◆ **ASSIGNMENT**
Without skipping anything, write out each record below exactly.

────────────────────────────────────────
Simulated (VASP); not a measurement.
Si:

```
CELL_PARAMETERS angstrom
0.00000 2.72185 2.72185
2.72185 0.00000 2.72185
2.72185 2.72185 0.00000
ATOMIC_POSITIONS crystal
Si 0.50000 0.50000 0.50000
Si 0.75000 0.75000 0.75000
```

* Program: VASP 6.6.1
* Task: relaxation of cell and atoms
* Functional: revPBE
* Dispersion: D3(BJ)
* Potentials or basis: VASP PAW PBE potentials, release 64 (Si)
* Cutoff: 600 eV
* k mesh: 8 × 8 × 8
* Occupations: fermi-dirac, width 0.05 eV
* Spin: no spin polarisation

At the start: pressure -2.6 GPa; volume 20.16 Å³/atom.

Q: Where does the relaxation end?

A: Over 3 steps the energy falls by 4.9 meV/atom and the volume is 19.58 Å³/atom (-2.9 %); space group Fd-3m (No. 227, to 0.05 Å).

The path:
────────────────────────────────────────

◆ **WRITTEN ANSWER**
Simulated (VASP); not a measurement.
Si:

```
CELL_PARAMETERS angstrom
0.00000 2.72185 2.72185
2.72185 0.00000 2.72185
2.72185 2.72185 0.00000
ATOMIC_POSITIONS crystal
Si 0.50000 0.50000 0.50000
Si 0.75000 0.75000 0.75000
```

* Program: VASP 6.6.1
* Task: relaxation of cell and atoms
* Functional: revPBE
* Dispersion: D3(BJ)
* Potentials or basis: VASP PAW PBE potentials, release 64 (Si)
* Cutoff: 600 eV
* k mesh: 8 × 8 × 8
* Occupations: fermi-dirac, width 0.05 eV
* Spin: no spin polarisation

At the start: pressure -2.6 GPa; volume 20.16 Å³/atom.

Q: Where does the relaxation end?

A: Over 3 steps the energy falls by 4.9 meV/atom and the volume is 19.58 Å³/atom (-2.9 %); space group Fd-3m (No. 227, to 0.05 Å).

The path:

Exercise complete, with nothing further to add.